## Source information
##############################

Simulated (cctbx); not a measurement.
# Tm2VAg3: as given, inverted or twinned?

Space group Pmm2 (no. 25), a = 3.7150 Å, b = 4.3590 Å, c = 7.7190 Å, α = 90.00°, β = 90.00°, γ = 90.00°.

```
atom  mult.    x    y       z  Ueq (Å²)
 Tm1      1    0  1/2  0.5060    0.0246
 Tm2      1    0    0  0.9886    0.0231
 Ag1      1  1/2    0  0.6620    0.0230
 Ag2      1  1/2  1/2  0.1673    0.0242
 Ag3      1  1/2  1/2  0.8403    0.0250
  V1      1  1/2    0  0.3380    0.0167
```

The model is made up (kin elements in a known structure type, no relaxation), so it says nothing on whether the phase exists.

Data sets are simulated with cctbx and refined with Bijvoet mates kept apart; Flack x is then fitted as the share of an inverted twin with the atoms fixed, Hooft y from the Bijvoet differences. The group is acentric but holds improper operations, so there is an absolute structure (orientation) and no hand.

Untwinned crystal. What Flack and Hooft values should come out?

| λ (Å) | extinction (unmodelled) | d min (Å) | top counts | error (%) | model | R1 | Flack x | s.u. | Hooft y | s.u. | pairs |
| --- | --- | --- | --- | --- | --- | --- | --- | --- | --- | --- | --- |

##############################

From the records above, copy out the line with "The model is", the line with "s.u. | pairs |", and every line between them, word for word.

The model is made up (kin elements in a known structure type, no relaxation), so it says nothing on whether the phase exists.

Data sets are simulated with cctbx and refined with Bijvoet mates kept apart; Flack x is then fitted as the share of an inverted twin with the atoms fixed, Hooft y from the Bijvoet differences. The group is acentric but holds improper operations, so there is an absolute structure (orientation) and no hand.

Untwinned crystal. What Flack and Hooft values should come out?

| λ (Å) | extinction (unmodelled) | d min (Å) | top counts | error (%) | model | R1 | Flack x | s.u. | Hooft y | s.u. | pairs |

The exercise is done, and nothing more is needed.